──────────

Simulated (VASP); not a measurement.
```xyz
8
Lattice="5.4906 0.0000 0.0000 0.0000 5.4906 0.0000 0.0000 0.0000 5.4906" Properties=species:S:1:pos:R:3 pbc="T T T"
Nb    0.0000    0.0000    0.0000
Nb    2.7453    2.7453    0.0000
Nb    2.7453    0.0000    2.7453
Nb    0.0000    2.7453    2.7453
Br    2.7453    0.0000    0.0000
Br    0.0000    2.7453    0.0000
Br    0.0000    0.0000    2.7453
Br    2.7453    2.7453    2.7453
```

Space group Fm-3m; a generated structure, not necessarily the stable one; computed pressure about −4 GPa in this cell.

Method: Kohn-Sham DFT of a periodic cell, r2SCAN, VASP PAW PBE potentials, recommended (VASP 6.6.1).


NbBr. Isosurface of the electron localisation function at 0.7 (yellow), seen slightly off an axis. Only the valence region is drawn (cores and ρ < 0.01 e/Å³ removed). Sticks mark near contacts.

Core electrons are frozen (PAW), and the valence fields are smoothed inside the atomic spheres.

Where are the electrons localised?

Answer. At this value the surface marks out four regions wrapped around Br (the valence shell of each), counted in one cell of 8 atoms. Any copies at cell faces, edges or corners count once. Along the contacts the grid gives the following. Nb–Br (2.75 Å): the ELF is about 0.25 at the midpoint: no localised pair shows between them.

──────────

_Action item_
Your task is an exact transcription of every line above.

_Written answer_
Simulated (VASP); not a measurement.
```xyz
8
Lattice="5.4906 0.0000 0.0000 0.0000 5.4906 0.0000 0.0000 0.0000 5.4906" Properties=species:S:1:pos:R:3 pbc="T T T"
Nb    0.0000    0.0000    0.0000
Nb    2.7453    2.7453    0.0000
Nb    2.7453    0.0000    2.7453
Nb    0.0000    2.7453    2.7453
Br    2.7453    0.0000    0.0000
Br    0.0000    2.7453    0.0000
Br    0.0000    0.0000    2.7453
Br    2.7453    2.7453    2.7453
```

Space group Fm-3m; a generated structure, not necessarily the stable one; computed pressure about −4 GPa in this cell.

Method: Kohn-Sham DFT of a periodic cell, r2SCAN, VASP PAW PBE potentials, recommended (VASP 6.6.1).


NbBr. Isosurface of the electron localisation function at 0.7 (yellow), seen slightly off an axis. Only the valence region is drawn (cores and ρ < 0.01 e/Å³ removed). Sticks mark near contacts.

Core electrons are frozen (PAW), and the valence fields are smoothed inside the atomic spheres.

Where are the electrons localised?

Answer. At this value the surface marks out four regions wrapped around Br (the valence shell of each), counted in one cell of 8 atoms. Any copies at cell faces, edges or corners count once. Along the contacts the grid gives the following. Nb–Br (2.75 Å): the ELF is about 0.25 at the midpoint: no localised pair shows between them.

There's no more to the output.